GIVEN DATA
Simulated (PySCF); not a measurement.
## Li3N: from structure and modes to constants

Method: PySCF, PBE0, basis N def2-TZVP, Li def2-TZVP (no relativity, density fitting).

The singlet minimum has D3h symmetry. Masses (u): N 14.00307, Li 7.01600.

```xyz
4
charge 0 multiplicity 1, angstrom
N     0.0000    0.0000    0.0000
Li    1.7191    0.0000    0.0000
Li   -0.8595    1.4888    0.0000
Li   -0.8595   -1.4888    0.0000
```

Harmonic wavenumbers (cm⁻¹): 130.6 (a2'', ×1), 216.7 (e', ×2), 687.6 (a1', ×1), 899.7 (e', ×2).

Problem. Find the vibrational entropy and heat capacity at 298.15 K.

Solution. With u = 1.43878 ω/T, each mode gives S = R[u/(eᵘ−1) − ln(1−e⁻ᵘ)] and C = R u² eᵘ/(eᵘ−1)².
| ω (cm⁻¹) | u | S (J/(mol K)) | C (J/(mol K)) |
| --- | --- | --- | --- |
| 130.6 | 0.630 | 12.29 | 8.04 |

WORK INSTRUCTION
Retype only this range exactly: the first line of the data through the line where "Problem. Find the" appears.

RESPONSE BOX
Simulated (PySCF); not a measurement.
## Li3N: from structure and modes to constants

Method: PySCF, PBE0, basis N def2-TZVP, Li def2-TZVP (no relativity, density fitting).

The singlet minimum has D3h symmetry. Masses (u): N 14.00307, Li 7.01600.

```xyz
4
charge 0 multiplicity 1, angstrom
N     0.0000    0.0000    0.0000
Li    1.7191    0.0000    0.0000
Li   -0.8595    1.4888    0.0000
Li   -0.8595   -1.4888    0.0000
```

Harmonic wavenumbers (cm⁻¹): 130.6 (a2'', ×1), 216.7 (e', ×2), 687.6 (a1', ×1), 899.7 (e', ×2).

Problem. Find the vibrational entropy and heat capacity at 298.15 K.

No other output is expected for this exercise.